What the task needs is every record repeated exactly, nothing more.

▸ **THE DATA**:
++++

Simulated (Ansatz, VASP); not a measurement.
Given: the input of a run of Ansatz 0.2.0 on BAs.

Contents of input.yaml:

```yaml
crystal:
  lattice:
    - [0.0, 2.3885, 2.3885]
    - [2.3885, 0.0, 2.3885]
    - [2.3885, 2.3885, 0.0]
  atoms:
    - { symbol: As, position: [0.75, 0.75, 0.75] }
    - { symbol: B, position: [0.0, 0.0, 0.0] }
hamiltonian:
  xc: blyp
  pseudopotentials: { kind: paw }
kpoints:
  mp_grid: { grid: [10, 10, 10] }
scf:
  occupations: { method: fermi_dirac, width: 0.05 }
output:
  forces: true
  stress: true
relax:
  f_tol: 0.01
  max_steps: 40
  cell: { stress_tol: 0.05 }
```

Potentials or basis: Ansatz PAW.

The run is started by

++++

▸ **TASK OUTPUT**:
Simulated (Ansatz, VASP); not a measurement.
Given: the input of a run of Ansatz 0.2.0 on BAs.

Contents of input.yaml:

```yaml
crystal:
  lattice:
    - [0.0, 2.3885, 2.3885]
    - [2.3885, 0.0, 2.3885]
    - [2.3885, 2.3885, 0.0]
  atoms:
    - { symbol: As, position: [0.75, 0.75, 0.75] }
    - { symbol: B, position: [0.0, 0.0, 0.0] }
hamiltonian:
  xc: blyp
  pseudopotentials: { kind: paw }
kpoints:
  mp_grid: { grid: [10, 10, 10] }
scf:
  occupations: { method: fermi_dirac, width: 0.05 }
output:
  forces: true
  stress: true
relax:
  f_tol: 0.01
  max_steps: 40
  cell: { stress_tol: 0.05 }
```

Potentials or basis: Ansatz PAW.

The run is started by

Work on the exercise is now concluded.